Assigned task
Please return only the lines from the one holding "exciting sodium; X-ray" through the one holding "In this try", exactly as they appear in the records below, both ends included.

Record extracts
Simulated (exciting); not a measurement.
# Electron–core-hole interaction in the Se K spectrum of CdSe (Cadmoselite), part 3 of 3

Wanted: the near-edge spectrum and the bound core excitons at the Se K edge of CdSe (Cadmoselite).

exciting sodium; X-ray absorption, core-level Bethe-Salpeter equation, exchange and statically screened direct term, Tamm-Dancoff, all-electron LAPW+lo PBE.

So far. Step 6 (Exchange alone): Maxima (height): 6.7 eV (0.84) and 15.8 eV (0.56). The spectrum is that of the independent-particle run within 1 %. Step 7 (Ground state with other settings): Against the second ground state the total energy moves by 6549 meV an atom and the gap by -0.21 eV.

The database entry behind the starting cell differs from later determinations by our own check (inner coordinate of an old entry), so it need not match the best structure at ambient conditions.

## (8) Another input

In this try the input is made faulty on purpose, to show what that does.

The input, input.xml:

Exercise solution
exciting sodium; X-ray absorption, core-level Bethe-Salpeter equation, exchange and statically screened direct term, Tamm-Dancoff, all-electron LAPW+lo PBE.

So far. Step 6 (Exchange alone): Maxima (height): 6.7 eV (0.84) and 15.8 eV (0.56). The spectrum is that of the independent-particle run within 1 %. Step 7 (Ground state with other settings): Against the second ground state the total energy moves by 6549 meV an atom and the gap by -0.21 eV.

The database entry behind the starting cell differs from later determinations by our own check (inner coordinate of an old entry), so it need not match the best structure at ambient conditions.

## (8) Another input

In this try the input is made faulty on purpose, to show what that does.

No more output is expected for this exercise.